---- GIVEN RECORDS

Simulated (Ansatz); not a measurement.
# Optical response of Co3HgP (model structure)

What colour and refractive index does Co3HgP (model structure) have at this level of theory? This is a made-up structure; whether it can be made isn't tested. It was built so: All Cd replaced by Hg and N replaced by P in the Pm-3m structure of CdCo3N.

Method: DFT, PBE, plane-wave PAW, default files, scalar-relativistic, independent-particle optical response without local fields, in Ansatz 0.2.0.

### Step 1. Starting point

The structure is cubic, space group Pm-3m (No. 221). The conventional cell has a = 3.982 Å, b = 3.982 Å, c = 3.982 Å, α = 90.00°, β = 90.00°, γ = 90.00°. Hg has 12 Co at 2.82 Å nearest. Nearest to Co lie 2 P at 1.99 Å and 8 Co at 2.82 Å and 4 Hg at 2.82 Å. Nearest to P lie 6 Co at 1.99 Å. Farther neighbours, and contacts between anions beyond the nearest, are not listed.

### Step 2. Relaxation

--------

REQUIRED ACTION -> All entries must be repeated verbatim.

YOUR SOLUTION ->
Simulated (Ansatz); not a measurement.
# Optical response of Co3HgP (model structure)

What colour and refractive index does Co3HgP (model structure) have at this level of theory? This is a made-up structure; whether it can be made isn't tested. It was built so: All Cd replaced by Hg and N replaced by P in the Pm-3m structure of CdCo3N.

Method: DFT, PBE, plane-wave PAW, default files, scalar-relativistic, independent-particle optical response without local fields, in Ansatz 0.2.0.

### Step 1. Starting point

The structure is cubic, space group Pm-3m (No. 221). The conventional cell has a = 3.982 Å, b = 3.982 Å, c = 3.982 Å, α = 90.00°, β = 90.00°, γ = 90.00°. Hg has 12 Co at 2.82 Å nearest. Nearest to Co lie 2 P at 1.99 Å and 8 Co at 2.82 Å and 4 Hg at 2.82 Å. Nearest to P lie 6 Co at 1.99 Å. Farther neighbours, and contacts between anions beyond the nearest, are not listed.

### Step 2. Relaxation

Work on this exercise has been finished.